▼▼▼

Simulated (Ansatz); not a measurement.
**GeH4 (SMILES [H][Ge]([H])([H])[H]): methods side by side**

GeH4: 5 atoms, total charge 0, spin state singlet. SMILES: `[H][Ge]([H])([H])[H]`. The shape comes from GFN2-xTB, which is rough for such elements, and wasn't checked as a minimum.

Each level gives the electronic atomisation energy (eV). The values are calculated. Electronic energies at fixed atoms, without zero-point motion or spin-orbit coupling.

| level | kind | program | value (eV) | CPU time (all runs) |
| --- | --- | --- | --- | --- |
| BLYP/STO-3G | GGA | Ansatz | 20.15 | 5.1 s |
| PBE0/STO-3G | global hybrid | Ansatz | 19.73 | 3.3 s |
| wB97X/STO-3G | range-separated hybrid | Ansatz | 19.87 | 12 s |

▲▲▲

WORK REQUEST:
Line by line, repeat the listing exactly as written.

WRITTEN REPLY:
Simulated (Ansatz); not a measurement.
**GeH4 (SMILES [H][Ge]([H])([H])[H]): methods side by side**

GeH4: 5 atoms, total charge 0, spin state singlet. SMILES: `[H][Ge]([H])([H])[H]`. The shape comes from GFN2-xTB, which is rough for such elements, and wasn't checked as a minimum.

Each level gives the electronic atomisation energy (eV). The values are calculated. Electronic energies at fixed atoms, without zero-point motion or spin-orbit coupling.

| level | kind | program | value (eV) | CPU time (all runs) |
| --- | --- | --- | --- | --- |
| BLYP/STO-3G | GGA | Ansatz | 20.15 | 5.1 s |
| PBE0/STO-3G | global hybrid | Ansatz | 19.73 | 3.3 s |
| wB97X/STO-3G | range-separated hybrid | Ansatz | 19.87 | 12 s |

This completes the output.